Activity — Return exactly the lines of the records below, starting at the line that contains "# Simulated characterisation data" and ending at the line that contains "Shifts are taken", with both of those lines kept.

* * * *

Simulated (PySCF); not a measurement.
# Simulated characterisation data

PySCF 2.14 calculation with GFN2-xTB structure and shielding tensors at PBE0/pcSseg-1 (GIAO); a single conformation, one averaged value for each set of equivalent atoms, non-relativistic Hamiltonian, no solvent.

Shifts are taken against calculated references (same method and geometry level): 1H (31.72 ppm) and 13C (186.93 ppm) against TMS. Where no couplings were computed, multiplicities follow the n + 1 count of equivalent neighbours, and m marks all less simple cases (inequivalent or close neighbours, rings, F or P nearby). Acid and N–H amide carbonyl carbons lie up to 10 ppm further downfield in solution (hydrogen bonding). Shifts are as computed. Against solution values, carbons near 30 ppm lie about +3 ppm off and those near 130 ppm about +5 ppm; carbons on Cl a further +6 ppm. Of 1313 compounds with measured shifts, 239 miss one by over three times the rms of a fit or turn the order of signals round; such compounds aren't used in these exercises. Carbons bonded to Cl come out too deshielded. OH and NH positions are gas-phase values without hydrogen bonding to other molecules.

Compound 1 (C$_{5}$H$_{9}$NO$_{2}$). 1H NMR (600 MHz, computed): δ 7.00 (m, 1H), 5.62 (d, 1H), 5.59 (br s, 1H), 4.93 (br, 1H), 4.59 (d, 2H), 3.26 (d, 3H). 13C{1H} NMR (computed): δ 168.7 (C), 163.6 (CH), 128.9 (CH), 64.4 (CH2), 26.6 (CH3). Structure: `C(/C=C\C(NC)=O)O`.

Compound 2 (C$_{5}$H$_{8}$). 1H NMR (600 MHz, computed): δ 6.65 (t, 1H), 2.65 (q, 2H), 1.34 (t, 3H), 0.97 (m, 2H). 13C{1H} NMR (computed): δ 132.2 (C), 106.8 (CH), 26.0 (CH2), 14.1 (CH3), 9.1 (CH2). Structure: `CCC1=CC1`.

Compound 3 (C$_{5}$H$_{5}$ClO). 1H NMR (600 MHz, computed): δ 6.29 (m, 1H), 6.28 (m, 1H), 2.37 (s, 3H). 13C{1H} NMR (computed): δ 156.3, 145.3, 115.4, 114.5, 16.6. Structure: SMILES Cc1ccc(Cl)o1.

* * * *

Written response —
# Simulated characterisation data

PySCF 2.14 calculation with GFN2-xTB structure and shielding tensors at PBE0/pcSseg-1 (GIAO); a single conformation, one averaged value for each set of equivalent atoms, non-relativistic Hamiltonian, no solvent.

Shifts are taken against calculated references (same method and geometry level): 1H (31.72 ppm) and 13C (186.93 ppm) against TMS. Where no couplings were computed, multiplicities follow the n + 1 count of equivalent neighbours, and m marks all less simple cases (inequivalent or close neighbours, rings, F or P nearby). Acid and N–H amide carbonyl carbons lie up to 10 ppm further downfield in solution (hydrogen bonding). Shifts are as computed. Against solution values, carbons near 30 ppm lie about +3 ppm off and those near 130 ppm about +5 ppm; carbons on Cl a further +6 ppm. Of 1313 compounds with measured shifts, 239 miss one by over three times the rms of a fit or turn the order of signals round; such compounds aren't used in these exercises. Carbons bonded to Cl come out too deshielded. OH and NH positions are gas-phase values without hydrogen bonding to other molecules.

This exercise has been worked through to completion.